▶ **The data**
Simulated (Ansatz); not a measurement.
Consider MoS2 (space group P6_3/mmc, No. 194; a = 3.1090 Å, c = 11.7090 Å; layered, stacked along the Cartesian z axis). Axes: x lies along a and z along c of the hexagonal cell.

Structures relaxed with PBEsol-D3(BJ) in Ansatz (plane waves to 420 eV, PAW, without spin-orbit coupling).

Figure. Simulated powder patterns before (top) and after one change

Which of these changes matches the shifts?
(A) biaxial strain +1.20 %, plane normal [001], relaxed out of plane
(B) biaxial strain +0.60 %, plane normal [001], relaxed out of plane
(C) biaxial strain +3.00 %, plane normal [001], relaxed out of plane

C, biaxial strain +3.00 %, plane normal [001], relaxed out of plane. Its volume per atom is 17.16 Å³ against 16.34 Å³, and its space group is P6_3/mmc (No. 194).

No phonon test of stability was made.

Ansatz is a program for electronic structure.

▶ **Activity**
Print all of the entries exactly, leaving nothing out.

▶ **Worked solution**
Simulated (Ansatz); not a measurement.
Consider MoS2 (space group P6_3/mmc, No. 194; a = 3.1090 Å, c = 11.7090 Å; layered, stacked along the Cartesian z axis). Axes: x lies along a and z along c of the hexagonal cell.

Structures relaxed with PBEsol-D3(BJ) in Ansatz (plane waves to 420 eV, PAW, without spin-orbit coupling).

Figure. Simulated powder patterns before (top) and after one change

Which of these changes matches the shifts?
(A) biaxial strain +1.20 %, plane normal [001], relaxed out of plane
(B) biaxial strain +0.60 %, plane normal [001], relaxed out of plane
(C) biaxial strain +3.00 %, plane normal [001], relaxed out of plane

C, biaxial strain +3.00 %, plane normal [001], relaxed out of plane. Its volume per atom is 17.16 Å³ against 16.34 Å³, and its space group is P6_3/mmc (No. 194).

No phonon test of stability was made.

Ansatz is a program for electronic structure.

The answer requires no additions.